SUPPLIED MATERIAL START
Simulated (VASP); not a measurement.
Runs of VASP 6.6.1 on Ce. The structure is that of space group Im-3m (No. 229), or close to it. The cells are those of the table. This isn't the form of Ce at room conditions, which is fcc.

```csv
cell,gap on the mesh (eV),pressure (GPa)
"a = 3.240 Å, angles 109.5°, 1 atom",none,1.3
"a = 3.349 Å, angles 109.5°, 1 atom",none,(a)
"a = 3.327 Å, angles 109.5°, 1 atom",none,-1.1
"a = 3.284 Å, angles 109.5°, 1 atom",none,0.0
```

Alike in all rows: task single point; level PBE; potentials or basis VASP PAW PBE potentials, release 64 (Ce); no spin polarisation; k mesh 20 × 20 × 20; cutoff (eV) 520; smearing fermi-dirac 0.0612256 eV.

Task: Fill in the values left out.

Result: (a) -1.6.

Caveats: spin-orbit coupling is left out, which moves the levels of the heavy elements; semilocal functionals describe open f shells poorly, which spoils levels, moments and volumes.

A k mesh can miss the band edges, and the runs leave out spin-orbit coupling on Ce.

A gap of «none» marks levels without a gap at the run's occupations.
SUPPLIED MATERIAL END

● WORK ORDER
Reproduce the listing above line for line, exactly.

● WRITTEN SOLUTION
Simulated (VASP); not a measurement.
Runs of VASP 6.6.1 on Ce. The structure is that of space group Im-3m (No. 229), or close to it. The cells are those of the table. This isn't the form of Ce at room conditions, which is fcc.

```csv
cell,gap on the mesh (eV),pressure (GPa)
"a = 3.240 Å, angles 109.5°, 1 atom",none,1.3
"a = 3.349 Å, angles 109.5°, 1 atom",none,(a)
"a = 3.327 Å, angles 109.5°, 1 atom",none,-1.1
"a = 3.284 Å, angles 109.5°, 1 atom",none,0.0
```

Alike in all rows: task single point; level PBE; potentials or basis VASP PAW PBE potentials, release 64 (Ce); no spin polarisation; k mesh 20 × 20 × 20; cutoff (eV) 520; smearing fermi-dirac 0.0612256 eV.

Task: Fill in the values left out.

Result: (a) -1.6.

Caveats: spin-orbit coupling is left out, which moves the levels of the heavy elements; semilocal functionals describe open f shells poorly, which spoils levels, moments and volumes.

A k mesh can miss the band edges, and the runs leave out spin-orbit coupling on Ce.

A gap of «none» marks levels without a gap at the run's occupations.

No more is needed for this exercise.